Activity -> The entries below must be returned exactly as they stand.

[Start of section]

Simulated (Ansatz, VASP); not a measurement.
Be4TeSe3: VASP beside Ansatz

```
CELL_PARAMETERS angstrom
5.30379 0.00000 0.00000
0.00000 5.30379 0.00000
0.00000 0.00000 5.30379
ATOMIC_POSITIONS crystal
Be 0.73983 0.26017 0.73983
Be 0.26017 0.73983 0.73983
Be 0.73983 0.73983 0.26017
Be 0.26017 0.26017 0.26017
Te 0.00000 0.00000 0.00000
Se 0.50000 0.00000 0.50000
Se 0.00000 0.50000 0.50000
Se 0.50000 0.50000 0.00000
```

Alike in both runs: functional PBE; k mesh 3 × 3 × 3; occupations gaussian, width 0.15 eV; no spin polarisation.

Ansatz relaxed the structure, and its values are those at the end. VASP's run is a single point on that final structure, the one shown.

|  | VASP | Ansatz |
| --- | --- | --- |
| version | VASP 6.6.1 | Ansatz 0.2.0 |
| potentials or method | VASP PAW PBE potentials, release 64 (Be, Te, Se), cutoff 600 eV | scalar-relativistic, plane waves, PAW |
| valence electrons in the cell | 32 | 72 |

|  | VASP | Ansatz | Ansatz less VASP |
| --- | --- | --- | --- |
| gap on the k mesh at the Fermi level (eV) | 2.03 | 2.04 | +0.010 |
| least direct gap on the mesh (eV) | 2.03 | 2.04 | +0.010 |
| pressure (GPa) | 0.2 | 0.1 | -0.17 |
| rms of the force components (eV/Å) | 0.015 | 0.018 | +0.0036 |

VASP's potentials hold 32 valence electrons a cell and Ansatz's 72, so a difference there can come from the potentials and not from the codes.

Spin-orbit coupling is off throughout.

[End of section]

Response ->
Simulated (Ansatz, VASP); not a measurement.
Be4TeSe3: VASP beside Ansatz

```
CELL_PARAMETERS angstrom
5.30379 0.00000 0.00000
0.00000 5.30379 0.00000
0.00000 0.00000 5.30379
ATOMIC_POSITIONS crystal
Be 0.73983 0.26017 0.73983
Be 0.26017 0.73983 0.73983
Be 0.73983 0.73983 0.26017
Be 0.26017 0.26017 0.26017
Te 0.00000 0.00000 0.00000
Se 0.50000 0.00000 0.50000
Se 0.00000 0.50000 0.50000
Se 0.50000 0.50000 0.00000
```

Alike in both runs: functional PBE; k mesh 3 × 3 × 3; occupations gaussian, width 0.15 eV; no spin polarisation.

Ansatz relaxed the structure, and its values are those at the end. VASP's run is a single point on that final structure, the one shown.

|  | VASP | Ansatz |
| --- | --- | --- |
| version | VASP 6.6.1 | Ansatz 0.2.0 |
| potentials or method | VASP PAW PBE potentials, release 64 (Be, Te, Se), cutoff 600 eV | scalar-relativistic, plane waves, PAW |
| valence electrons in the cell | 32 | 72 |

|  | VASP | Ansatz | Ansatz less VASP |
| --- | --- | --- | --- |
| gap on the k mesh at the Fermi level (eV) | 2.03 | 2.04 | +0.010 |
| least direct gap on the mesh (eV) | 2.03 | 2.04 | +0.010 |
| pressure (GPa) | 0.2 | 0.1 | -0.17 |
| rms of the force components (eV/Å) | 0.015 | 0.018 | +0.0036 |

VASP's potentials hold 32 valence electrons a cell and Ansatz's 72, so a difference there can come from the potentials and not from the codes.

Spin-orbit coupling is off throughout.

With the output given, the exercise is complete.